---+---
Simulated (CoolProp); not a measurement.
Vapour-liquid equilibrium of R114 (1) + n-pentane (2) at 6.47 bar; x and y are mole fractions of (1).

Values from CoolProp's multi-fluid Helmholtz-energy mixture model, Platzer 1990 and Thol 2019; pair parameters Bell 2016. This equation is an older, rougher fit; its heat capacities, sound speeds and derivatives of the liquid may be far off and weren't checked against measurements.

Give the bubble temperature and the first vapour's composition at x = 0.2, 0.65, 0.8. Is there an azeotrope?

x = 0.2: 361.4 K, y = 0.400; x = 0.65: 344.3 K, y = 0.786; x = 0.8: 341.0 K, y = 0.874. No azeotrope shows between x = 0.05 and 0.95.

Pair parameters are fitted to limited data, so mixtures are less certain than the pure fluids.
---+---

• EXERCISE: Will you return exactly the lines above from the one with "Values from CoolProp's" down to the one with "x = 0.2: 361.4", counting both as part of the range?

• RESULT:
Values from CoolProp's multi-fluid Helmholtz-energy mixture model, Platzer 1990 and Thol 2019; pair parameters Bell 2016. This equation is an older, rougher fit; its heat capacities, sound speeds and derivatives of the liquid may be far off and weren't checked against measurements.

Give the bubble temperature and the first vapour's composition at x = 0.2, 0.65, 0.8. Is there an azeotrope?

x = 0.2: 361.4 K, y = 0.400; x = 0.65: 344.3 K, y = 0.786; x = 0.8: 341.0 K, y = 0.874. No azeotrope shows between x = 0.05 and 0.95.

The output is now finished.